((

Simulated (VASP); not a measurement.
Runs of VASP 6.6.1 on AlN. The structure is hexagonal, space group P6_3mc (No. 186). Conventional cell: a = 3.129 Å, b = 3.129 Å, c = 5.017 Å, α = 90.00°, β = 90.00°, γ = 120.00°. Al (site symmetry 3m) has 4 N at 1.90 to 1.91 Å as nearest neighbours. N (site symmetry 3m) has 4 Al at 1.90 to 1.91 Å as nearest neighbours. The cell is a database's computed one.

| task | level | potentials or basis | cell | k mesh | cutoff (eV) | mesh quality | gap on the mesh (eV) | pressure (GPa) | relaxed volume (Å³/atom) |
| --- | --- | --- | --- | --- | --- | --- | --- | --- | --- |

))

> [Work instruction] Each record above should be reproduced in full, exactly as it stands.

> [Task solution]
Simulated (VASP); not a measurement.
Runs of VASP 6.6.1 on AlN. The structure is hexagonal, space group P6_3mc (No. 186). Conventional cell: a = 3.129 Å, b = 3.129 Å, c = 5.017 Å, α = 90.00°, β = 90.00°, γ = 120.00°. Al (site symmetry 3m) has 4 N at 1.90 to 1.91 Å as nearest neighbours. N (site symmetry 3m) has 4 Al at 1.90 to 1.91 Å as nearest neighbours. The cell is a database's computed one.

| task | level | potentials or basis | cell | k mesh | cutoff (eV) | mesh quality | gap on the mesh (eV) | pressure (GPa) | relaxed volume (Å³/atom) |
| --- | --- | --- | --- | --- | --- | --- | --- | --- | --- |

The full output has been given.